Dataset:
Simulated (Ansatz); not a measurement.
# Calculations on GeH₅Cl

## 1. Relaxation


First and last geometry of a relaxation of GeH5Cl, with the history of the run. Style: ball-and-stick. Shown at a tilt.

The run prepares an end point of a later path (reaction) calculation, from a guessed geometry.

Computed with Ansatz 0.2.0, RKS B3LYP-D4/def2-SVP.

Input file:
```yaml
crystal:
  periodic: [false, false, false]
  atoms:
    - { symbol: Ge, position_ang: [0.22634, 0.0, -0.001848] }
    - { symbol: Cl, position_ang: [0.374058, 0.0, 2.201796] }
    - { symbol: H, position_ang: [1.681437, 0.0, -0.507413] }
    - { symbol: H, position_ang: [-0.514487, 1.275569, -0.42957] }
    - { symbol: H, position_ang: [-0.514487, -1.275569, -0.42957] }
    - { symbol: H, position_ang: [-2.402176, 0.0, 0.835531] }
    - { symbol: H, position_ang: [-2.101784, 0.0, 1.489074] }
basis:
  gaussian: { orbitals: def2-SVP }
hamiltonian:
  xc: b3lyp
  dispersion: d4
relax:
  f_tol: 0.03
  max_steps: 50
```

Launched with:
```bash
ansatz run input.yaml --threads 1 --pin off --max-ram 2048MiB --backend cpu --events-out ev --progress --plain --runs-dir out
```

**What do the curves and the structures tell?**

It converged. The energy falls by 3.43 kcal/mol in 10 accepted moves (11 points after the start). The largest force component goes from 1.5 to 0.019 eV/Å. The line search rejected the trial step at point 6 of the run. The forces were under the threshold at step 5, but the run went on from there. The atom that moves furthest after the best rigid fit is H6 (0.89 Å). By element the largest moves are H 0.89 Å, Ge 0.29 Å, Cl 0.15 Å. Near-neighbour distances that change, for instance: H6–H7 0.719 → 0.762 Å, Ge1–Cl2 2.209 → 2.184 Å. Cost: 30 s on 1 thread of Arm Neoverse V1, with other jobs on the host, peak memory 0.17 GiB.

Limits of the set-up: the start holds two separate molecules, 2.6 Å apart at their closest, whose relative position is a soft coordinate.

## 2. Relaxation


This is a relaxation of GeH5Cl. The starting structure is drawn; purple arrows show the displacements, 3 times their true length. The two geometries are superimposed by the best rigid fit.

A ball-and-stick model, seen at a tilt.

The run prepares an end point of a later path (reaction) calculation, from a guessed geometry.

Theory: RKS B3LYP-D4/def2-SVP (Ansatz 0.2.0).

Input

Assignment: Write out only the lines from the very start of the entries above to the line that includes "the structures tell?**", both ends included, each one unchanged.

Task output:
Simulated (Ansatz); not a measurement.
# Calculations on GeH₅Cl

## 1. Relaxation


First and last geometry of a relaxation of GeH5Cl, with the history of the run. Style: ball-and-stick. Shown at a tilt.

The run prepares an end point of a later path (reaction) calculation, from a guessed geometry.

Computed with Ansatz 0.2.0, RKS B3LYP-D4/def2-SVP.

Input file:
```yaml
crystal:
  periodic: [false, false, false]
  atoms:
    - { symbol: Ge, position_ang: [0.22634, 0.0, -0.001848] }
    - { symbol: Cl, position_ang: [0.374058, 0.0, 2.201796] }
    - { symbol: H, position_ang: [1.681437, 0.0, -0.507413] }
    - { symbol: H, position_ang: [-0.514487, 1.275569, -0.42957] }
    - { symbol: H, position_ang: [-0.514487, -1.275569, -0.42957] }
    - { symbol: H, position_ang: [-2.402176, 0.0, 0.835531] }
    - { symbol: H, position_ang: [-2.101784, 0.0, 1.489074] }
basis:
  gaussian: { orbitals: def2-SVP }
hamiltonian:
  xc: b3lyp
  dispersion: d4
relax:
  f_tol: 0.03
  max_steps: 50
```

Launched with:
```bash
ansatz run input.yaml --threads 1 --pin off --max-ram 2048MiB --backend cpu --events-out ev --progress --plain --runs-dir out
```

**What do the curves and the structures tell?**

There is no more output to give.